◆ **Data for review**:
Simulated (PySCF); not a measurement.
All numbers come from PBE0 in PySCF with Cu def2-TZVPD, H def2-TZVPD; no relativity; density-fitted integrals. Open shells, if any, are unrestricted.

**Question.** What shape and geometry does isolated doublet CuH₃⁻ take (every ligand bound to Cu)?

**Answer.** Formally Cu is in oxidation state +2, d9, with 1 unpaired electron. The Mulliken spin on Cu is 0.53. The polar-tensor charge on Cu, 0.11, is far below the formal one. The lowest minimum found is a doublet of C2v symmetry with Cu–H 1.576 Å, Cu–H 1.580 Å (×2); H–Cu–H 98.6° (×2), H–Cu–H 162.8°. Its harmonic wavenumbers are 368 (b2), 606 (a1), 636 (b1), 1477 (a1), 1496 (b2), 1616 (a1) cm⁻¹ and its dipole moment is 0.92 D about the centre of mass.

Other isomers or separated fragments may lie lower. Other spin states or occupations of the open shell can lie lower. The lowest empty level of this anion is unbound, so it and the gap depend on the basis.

◆ **Requirement**:
All of the data must be set down again exactly.

◆ **Response box**:
Simulated (PySCF); not a measurement.
All numbers come from PBE0 in PySCF with Cu def2-TZVPD, H def2-TZVPD; no relativity; density-fitted integrals. Open shells, if any, are unrestricted.

**Question.** What shape and geometry does isolated doublet CuH₃⁻ take (every ligand bound to Cu)?

**Answer.** Formally Cu is in oxidation state +2, d9, with 1 unpaired electron. The Mulliken spin on Cu is 0.53. The polar-tensor charge on Cu, 0.11, is far below the formal one. The lowest minimum found is a doublet of C2v symmetry with Cu–H 1.576 Å, Cu–H 1.580 Å (×2); H–Cu–H 98.6° (×2), H–Cu–H 162.8°. Its harmonic wavenumbers are 368 (b2), 606 (a1), 636 (b1), 1477 (a1), 1496 (b2), 1616 (a1) cm⁻¹ and its dipole moment is 0.92 D about the centre of mass.

Other isomers or separated fragments may lie lower. Other spin states or occupations of the open shell can lie lower. The lowest empty level of this anion is unbound, so it and the gap depend on the basis.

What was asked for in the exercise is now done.